> _Data for analysis_
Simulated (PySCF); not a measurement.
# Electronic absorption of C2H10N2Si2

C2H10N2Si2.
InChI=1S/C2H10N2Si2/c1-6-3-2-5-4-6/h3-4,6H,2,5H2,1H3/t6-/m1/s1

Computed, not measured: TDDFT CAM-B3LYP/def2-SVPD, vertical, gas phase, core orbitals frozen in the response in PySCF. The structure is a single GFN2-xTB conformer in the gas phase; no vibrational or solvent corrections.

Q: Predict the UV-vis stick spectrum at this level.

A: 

> _Requirement_
Reproduce the listing in full. Change nothing.

> _Answer area_
Simulated (PySCF); not a measurement.
# Electronic absorption of C2H10N2Si2

C2H10N2Si2.
InChI=1S/C2H10N2Si2/c1-6-3-2-5-4-6/h3-4,6H,2,5H2,1H3/t6-/m1/s1

Computed, not measured: TDDFT CAM-B3LYP/def2-SVPD, vertical, gas phase, core orbitals frozen in the response in PySCF. The structure is a single GFN2-xTB conformer in the gas phase; no vibrational or solvent corrections.

Q: Predict the UV-vis stick spectrum at this level.

A: 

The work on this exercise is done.